==*==

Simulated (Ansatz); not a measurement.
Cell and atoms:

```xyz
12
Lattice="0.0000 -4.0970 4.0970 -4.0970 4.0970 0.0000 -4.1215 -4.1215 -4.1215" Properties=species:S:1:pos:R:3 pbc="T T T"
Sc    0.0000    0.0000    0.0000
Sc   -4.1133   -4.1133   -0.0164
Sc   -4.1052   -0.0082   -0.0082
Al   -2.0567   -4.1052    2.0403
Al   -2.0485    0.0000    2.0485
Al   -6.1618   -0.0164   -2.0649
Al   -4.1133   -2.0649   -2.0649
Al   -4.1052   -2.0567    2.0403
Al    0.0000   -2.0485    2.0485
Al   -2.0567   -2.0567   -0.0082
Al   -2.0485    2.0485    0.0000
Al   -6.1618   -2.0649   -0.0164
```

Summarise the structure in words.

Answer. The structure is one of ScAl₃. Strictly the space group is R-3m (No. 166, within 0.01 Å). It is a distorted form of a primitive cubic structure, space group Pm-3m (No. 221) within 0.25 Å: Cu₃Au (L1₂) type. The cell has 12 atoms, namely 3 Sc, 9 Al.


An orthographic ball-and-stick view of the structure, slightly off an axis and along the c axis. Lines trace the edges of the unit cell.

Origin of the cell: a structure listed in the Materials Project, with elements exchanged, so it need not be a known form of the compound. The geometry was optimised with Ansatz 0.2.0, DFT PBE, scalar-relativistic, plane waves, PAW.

==*==

▶ [ACTION ITEM]: From the records above, copy out the line with "Summarise the structure in words.", the line with "An orthographic ball-and-stick", and every line between them, word for word.

▶ [ANSWER AREA]:
Summarise the structure in words.

Answer. The structure is one of ScAl₃. Strictly the space group is R-3m (No. 166, within 0.01 Å). It is a distorted form of a primitive cubic structure, space group Pm-3m (No. 221) within 0.25 Å: Cu₃Au (L1₂) type. The cell has 12 atoms, namely 3 Sc, 9 Al.


An orthographic ball-and-stick view of the structure, slightly off an axis and along the c axis. Lines trace the edges of the unit cell.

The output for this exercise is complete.